*** Opening Listed records ***

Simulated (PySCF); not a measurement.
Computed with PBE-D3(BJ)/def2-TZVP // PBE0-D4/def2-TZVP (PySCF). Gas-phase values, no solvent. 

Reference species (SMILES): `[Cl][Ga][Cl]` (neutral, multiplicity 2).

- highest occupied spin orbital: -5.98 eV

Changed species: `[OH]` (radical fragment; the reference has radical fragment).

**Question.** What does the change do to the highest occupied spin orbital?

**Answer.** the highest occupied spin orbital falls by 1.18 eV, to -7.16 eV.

*** Closing Listed records ***

# Action item
Reproduce exactly the first line of the listing and every line after it, through the one containing "occupied spin orbital?". Nothing else belongs in the output.

# Worked solution
Simulated (PySCF); not a measurement.
Computed with PBE-D3(BJ)/def2-TZVP // PBE0-D4/def2-TZVP (PySCF). Gas-phase values, no solvent. 

Reference species (SMILES): `[Cl][Ga][Cl]` (neutral, multiplicity 2).

- highest occupied spin orbital: -5.98 eV

Changed species: `[OH]` (radical fragment; the reference has radical fragment).

**Question.** What does the change do to the highest occupied spin orbital?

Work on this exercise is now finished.